Data excerpts —
==*==

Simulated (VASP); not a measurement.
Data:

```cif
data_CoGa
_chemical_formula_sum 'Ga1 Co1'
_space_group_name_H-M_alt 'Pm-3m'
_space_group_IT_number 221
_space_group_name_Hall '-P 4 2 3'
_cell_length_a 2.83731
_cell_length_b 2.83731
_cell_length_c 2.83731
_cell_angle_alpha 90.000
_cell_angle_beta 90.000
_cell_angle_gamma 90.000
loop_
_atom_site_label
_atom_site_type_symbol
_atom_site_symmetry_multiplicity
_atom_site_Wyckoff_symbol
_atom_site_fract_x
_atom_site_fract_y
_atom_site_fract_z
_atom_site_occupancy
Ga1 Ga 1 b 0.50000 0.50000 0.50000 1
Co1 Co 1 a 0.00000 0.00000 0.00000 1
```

==*==

Work request — Whatever appears in the lines above should be copied exactly.

Response area —
Simulated (VASP); not a measurement.
Data:

```cif
data_CoGa
_chemical_formula_sum 'Ga1 Co1'
_space_group_name_H-M_alt 'Pm-3m'
_space_group_IT_number 221
_space_group_name_Hall '-P 4 2 3'
_cell_length_a 2.83731
_cell_length_b 2.83731
_cell_length_c 2.83731
_cell_angle_alpha 90.000
_cell_angle_beta 90.000
_cell_angle_gamma 90.000
loop_
_atom_site_label
_atom_site_type_symbol
_atom_site_symmetry_multiplicity
_atom_site_Wyckoff_symbol
_atom_site_fract_x
_atom_site_fract_y
_atom_site_fract_z
_atom_site_occupancy
Ga1 Ga 1 b 0.50000 0.50000 0.50000 1
Co1 Co 1 a 0.00000 0.00000 0.00000 1
```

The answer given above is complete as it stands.